* REQUIREMENT
Reproduce, exactly, the lines of the material below from the line containing "(3) Roughly how" through the line containing "(2) No: (4,5)", with both end lines included and nothing else.

<<<<
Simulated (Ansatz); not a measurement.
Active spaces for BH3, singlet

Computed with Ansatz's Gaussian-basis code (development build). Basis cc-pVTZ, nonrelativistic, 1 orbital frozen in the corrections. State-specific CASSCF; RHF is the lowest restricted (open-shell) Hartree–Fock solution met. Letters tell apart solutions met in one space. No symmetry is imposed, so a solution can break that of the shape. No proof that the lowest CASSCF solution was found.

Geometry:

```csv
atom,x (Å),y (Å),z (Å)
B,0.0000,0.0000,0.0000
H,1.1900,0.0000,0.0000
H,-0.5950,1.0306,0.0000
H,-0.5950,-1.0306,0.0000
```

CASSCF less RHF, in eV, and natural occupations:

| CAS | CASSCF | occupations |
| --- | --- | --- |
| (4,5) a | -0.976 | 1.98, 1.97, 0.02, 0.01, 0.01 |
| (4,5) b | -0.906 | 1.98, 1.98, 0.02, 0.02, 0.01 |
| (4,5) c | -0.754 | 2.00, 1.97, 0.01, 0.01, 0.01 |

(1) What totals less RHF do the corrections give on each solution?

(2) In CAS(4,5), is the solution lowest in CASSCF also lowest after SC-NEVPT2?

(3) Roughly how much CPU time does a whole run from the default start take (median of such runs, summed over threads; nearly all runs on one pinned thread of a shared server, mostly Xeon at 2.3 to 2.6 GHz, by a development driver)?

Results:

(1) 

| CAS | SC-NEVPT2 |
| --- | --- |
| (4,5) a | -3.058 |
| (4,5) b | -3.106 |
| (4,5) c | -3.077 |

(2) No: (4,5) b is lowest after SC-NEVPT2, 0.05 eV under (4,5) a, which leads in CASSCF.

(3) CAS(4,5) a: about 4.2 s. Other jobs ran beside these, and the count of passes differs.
>>>>

* TASK OUTPUT
(3) Roughly how much CPU time does a whole run from the default start take (median of such runs, summed over threads; nearly all runs on one pinned thread of a shared server, mostly Xeon at 2.3 to 2.6 GHz, by a development driver)?

Results:

(1) 

| CAS | SC-NEVPT2 |
| --- | --- |
| (4,5) a | -3.058 |
| (4,5) b | -3.106 |
| (4,5) c | -3.077 |

(2) No: (4,5) b is lowest after SC-NEVPT2, 0.05 eV under (4,5) a, which leads in CASSCF.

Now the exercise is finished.